#### INFORMATION PROVIDED
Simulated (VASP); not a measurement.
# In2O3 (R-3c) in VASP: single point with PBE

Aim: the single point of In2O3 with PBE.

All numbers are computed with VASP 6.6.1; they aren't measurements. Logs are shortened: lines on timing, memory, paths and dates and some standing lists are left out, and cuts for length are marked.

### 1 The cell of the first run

#### WORK TASK
Set the listing above down again exactly.

#### EXERCISE SOLUTION
Simulated (VASP); not a measurement.
# In2O3 (R-3c) in VASP: single point with PBE

Aim: the single point of In2O3 with PBE.

All numbers are computed with VASP 6.6.1; they aren't measurements. Logs are shortened: lines on timing, memory, paths and dates and some standing lists are left out, and cuts for length are marked.

### 1 The cell of the first run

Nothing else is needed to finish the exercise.